Extract exactly those lines that lie between the start of the material and the line with "none | -0.2 |", including both boundary lines and no others.

++++++

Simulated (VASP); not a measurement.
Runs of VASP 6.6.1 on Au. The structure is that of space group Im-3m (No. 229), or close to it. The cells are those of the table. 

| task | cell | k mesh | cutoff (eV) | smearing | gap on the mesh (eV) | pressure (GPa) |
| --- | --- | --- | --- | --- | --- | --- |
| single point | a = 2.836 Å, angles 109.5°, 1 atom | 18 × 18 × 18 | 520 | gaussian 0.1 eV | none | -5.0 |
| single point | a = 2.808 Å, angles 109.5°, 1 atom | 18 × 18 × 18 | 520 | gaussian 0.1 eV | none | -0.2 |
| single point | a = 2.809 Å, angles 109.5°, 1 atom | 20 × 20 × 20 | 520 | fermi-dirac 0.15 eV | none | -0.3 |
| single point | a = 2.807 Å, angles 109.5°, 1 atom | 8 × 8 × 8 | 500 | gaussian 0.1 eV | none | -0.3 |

++++++

§ Solution:
Simulated (VASP); not a measurement.
Runs of VASP 6.6.1 on Au. The structure is that of space group Im-3m (No. 229), or close to it. The cells are those of the table. 

| task | cell | k mesh | cutoff (eV) | smearing | gap on the mesh (eV) | pressure (GPa) |
| --- | --- | --- | --- | --- | --- | --- |
| single point | a = 2.836 Å, angles 109.5°, 1 atom | 18 × 18 × 18 | 520 | gaussian 0.1 eV | none | -5.0 |
| single point | a = 2.808 Å, angles 109.5°, 1 atom | 18 × 18 × 18 | 520 | gaussian 0.1 eV | none | -0.2 |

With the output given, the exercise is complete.